BEGIN

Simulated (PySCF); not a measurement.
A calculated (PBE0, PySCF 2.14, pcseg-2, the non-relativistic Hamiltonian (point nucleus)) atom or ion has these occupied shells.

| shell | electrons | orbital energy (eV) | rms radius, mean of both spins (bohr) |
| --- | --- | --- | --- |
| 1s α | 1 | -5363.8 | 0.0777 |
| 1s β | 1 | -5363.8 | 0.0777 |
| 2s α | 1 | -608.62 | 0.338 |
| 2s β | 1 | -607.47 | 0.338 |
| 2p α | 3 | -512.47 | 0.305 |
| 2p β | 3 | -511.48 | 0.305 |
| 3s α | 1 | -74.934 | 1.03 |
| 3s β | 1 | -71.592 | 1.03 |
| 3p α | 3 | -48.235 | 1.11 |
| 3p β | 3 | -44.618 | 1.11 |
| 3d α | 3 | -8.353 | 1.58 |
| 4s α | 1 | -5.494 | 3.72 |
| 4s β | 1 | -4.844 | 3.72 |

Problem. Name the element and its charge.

END

▶ [Required action] Provide a faithful, complete copy of the entries above.

▶ [Answer section]
Simulated (PySCF); not a measurement.
A calculated (PBE0, PySCF 2.14, pcseg-2, the non-relativistic Hamiltonian (point nucleus)) atom or ion has these occupied shells.

| shell | electrons | orbital energy (eV) | rms radius, mean of both spins (bohr) |
| --- | --- | --- | --- |
| 1s α | 1 | -5363.8 | 0.0777 |
| 1s β | 1 | -5363.8 | 0.0777 |
| 2s α | 1 | -608.62 | 0.338 |
| 2s β | 1 | -607.47 | 0.338 |
| 2p α | 3 | -512.47 | 0.305 |
| 2p β | 3 | -511.48 | 0.305 |
| 3s α | 1 | -74.934 | 1.03 |
| 3s β | 1 | -71.592 | 1.03 |
| 3p α | 3 | -48.235 | 1.11 |
| 3p β | 3 | -44.618 | 1.11 |
| 3d α | 3 | -8.353 | 1.58 |
| 4s α | 1 | -5.494 | 3.72 |
| 4s β | 1 | -4.844 | 3.72 |

Problem. Name the element and its charge.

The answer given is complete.